ENTRIES PROVIDED:
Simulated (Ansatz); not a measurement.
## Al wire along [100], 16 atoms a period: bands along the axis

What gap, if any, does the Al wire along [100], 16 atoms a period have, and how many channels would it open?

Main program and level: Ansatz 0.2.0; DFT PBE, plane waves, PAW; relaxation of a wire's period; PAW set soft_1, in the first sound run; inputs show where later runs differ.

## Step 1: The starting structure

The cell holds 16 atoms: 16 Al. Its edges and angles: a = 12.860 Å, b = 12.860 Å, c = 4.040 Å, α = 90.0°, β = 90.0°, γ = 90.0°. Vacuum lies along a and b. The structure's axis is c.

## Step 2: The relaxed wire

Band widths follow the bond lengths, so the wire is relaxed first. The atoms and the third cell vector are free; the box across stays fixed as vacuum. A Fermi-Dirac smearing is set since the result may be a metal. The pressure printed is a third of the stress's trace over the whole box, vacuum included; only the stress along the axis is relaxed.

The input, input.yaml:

ASSIGNMENT:
Above are the entries; repeat their lines exactly, from the first through the one that contains "## Step 2: The relaxed wire".

TASK OUTPUT:
Simulated (Ansatz); not a measurement.
## Al wire along [100], 16 atoms a period: bands along the axis

What gap, if any, does the Al wire along [100], 16 atoms a period have, and how many channels would it open?

Main program and level: Ansatz 0.2.0; DFT PBE, plane waves, PAW; relaxation of a wire's period; PAW set soft_1, in the first sound run; inputs show where later runs differ.

## Step 1: The starting structure

The cell holds 16 atoms: 16 Al. Its edges and angles: a = 12.860 Å, b = 12.860 Å, c = 4.040 Å, α = 90.0°, β = 90.0°, γ = 90.0°. Vacuum lies along a and b. The structure's axis is c.

## Step 2: The relaxed wire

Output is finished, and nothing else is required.